Only one span of the listing below should come back. It runs from the line with "energy of In⁺**" through the line with "Errors of the", and each of its lines must be reproduced exactly.

------------------------------------------------------------------------
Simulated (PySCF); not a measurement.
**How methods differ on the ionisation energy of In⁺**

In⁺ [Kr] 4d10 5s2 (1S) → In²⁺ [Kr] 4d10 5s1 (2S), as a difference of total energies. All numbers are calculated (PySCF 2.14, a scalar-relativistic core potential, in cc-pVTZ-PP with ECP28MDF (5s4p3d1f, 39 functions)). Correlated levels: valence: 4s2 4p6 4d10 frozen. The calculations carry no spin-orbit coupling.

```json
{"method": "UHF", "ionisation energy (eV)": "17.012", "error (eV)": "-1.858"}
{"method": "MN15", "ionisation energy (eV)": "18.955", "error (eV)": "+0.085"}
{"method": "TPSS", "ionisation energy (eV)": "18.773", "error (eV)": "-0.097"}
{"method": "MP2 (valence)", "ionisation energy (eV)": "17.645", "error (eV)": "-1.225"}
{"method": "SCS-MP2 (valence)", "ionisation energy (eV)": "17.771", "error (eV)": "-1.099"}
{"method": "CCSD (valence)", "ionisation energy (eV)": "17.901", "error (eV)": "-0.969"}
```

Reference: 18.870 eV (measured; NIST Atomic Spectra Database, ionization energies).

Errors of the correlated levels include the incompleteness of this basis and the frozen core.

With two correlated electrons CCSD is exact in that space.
------------------------------------------------------------------------

**WORKED SOLUTION:**
**How methods differ on the ionisation energy of In⁺**

In⁺ [Kr] 4d10 5s2 (1S) → In²⁺ [Kr] 4d10 5s1 (2S), as a difference of total energies. All numbers are calculated (PySCF 2.14, a scalar-relativistic core potential, in cc-pVTZ-PP with ECP28MDF (5s4p3d1f, 39 functions)). Correlated levels: valence: 4s2 4p6 4d10 frozen. The calculations carry no spin-orbit coupling.

```json
{"method": "UHF", "ionisation energy (eV)": "17.012", "error (eV)": "-1.858"}
{"method": "MN15", "ionisation energy (eV)": "18.955", "error (eV)": "+0.085"}
{"method": "TPSS", "ionisation energy (eV)": "18.773", "error (eV)": "-0.097"}
{"method": "MP2 (valence)", "ionisation energy (eV)": "17.645", "error (eV)": "-1.225"}
{"method": "SCS-MP2 (valence)", "ionisation energy (eV)": "17.771", "error (eV)": "-1.099"}
{"method": "CCSD (valence)", "ionisation energy (eV)": "17.901", "error (eV)": "-0.969"}
```

Reference: 18.870 eV (measured; NIST Atomic Spectra Database, ionization energies).

Errors of the correlated levels include the incompleteness of this basis and the frozen core.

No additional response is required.